§ ASSIGNED TASK
Reproduce exactly the lines from the top of the records below through the line holding "Run with plane-wave".

§ LISTED ENTRIES
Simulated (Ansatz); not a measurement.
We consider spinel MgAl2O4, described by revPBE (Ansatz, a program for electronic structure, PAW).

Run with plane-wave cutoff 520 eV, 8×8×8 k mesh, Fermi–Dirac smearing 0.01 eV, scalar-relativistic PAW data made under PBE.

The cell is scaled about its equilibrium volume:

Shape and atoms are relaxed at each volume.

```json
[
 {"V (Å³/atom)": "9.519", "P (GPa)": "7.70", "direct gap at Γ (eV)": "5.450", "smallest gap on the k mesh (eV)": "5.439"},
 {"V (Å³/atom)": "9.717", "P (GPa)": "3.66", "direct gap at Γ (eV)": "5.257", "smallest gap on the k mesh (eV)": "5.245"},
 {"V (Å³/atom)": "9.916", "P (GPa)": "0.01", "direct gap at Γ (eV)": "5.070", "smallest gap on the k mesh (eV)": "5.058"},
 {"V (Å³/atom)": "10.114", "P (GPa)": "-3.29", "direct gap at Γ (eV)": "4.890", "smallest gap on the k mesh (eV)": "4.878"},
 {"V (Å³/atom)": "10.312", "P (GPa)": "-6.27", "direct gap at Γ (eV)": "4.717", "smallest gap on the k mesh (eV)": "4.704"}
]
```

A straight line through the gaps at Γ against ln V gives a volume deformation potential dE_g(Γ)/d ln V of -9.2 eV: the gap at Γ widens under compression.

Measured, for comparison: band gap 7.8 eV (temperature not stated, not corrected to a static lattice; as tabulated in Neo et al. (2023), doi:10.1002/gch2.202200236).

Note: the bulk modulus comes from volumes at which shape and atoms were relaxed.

§ TASK RESPONSE
Simulated (Ansatz); not a measurement.
We consider spinel MgAl2O4, described by revPBE (Ansatz, a program for electronic structure, PAW).

Run with plane-wave cutoff 520 eV, 8×8×8 k mesh, Fermi–Dirac smearing 0.01 eV, scalar-relativistic PAW data made under PBE.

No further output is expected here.